========

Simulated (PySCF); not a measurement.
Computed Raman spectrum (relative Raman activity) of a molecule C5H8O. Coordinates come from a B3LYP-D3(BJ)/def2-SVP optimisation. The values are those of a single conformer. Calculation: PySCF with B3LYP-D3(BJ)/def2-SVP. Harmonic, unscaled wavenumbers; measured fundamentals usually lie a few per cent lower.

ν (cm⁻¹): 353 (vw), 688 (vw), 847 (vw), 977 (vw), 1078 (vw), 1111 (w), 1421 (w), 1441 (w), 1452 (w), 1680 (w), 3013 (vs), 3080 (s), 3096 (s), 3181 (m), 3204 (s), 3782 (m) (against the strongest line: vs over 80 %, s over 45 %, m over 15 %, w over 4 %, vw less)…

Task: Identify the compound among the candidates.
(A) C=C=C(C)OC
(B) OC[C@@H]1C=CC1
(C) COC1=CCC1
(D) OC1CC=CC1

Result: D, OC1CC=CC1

========

> _Activity_
Up to and including the line that holds "ν (cm⁻¹): 353", reproduce the records above exactly from their first line, and give nothing else.

> _Task result_
Simulated (PySCF); not a measurement.
Computed Raman spectrum (relative Raman activity) of a molecule C5H8O. Coordinates come from a B3LYP-D3(BJ)/def2-SVP optimisation. The values are those of a single conformer. Calculation: PySCF with B3LYP-D3(BJ)/def2-SVP. Harmonic, unscaled wavenumbers; measured fundamentals usually lie a few per cent lower.

ν (cm⁻¹): 353 (vw), 688 (vw), 847 (vw), 977 (vw), 1078 (vw), 1111 (w), 1421 (w), 1441 (w), 1452 (w), 1680 (w), 3013 (vs), 3080 (s), 3096 (s), 3181 (m), 3204 (s), 3782 (m) (against the strongest line: vs over 80 %, s over 45 %, m over 15 %, w over 4 %, vw less)…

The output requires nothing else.